= EXTRACTED DATA =
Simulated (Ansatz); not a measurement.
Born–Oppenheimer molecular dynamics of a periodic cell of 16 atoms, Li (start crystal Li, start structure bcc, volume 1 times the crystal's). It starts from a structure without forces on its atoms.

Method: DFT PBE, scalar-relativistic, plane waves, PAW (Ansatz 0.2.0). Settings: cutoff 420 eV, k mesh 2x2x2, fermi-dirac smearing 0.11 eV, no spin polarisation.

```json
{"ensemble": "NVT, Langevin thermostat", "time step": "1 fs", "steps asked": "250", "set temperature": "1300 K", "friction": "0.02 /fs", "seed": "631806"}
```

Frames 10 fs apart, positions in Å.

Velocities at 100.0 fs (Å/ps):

= TASK ITEM =
Set out every record in full, exactly as given.

= WRITTEN RESPONSE =
Simulated (Ansatz); not a measurement.
Born–Oppenheimer molecular dynamics of a periodic cell of 16 atoms, Li (start crystal Li, start structure bcc, volume 1 times the crystal's). It starts from a structure without forces on its atoms.

Method: DFT PBE, scalar-relativistic, plane waves, PAW (Ansatz 0.2.0). Settings: cutoff 420 eV, k mesh 2x2x2, fermi-dirac smearing 0.11 eV, no spin polarisation.

```json
{"ensemble": "NVT, Langevin thermostat", "time step": "1 fs", "steps asked": "250", "set temperature": "1300 K", "friction": "0.02 /fs", "seed": "631806"}
```

Frames 10 fs apart, positions in Å.

Velocities at 100.0 fs (Å/ps):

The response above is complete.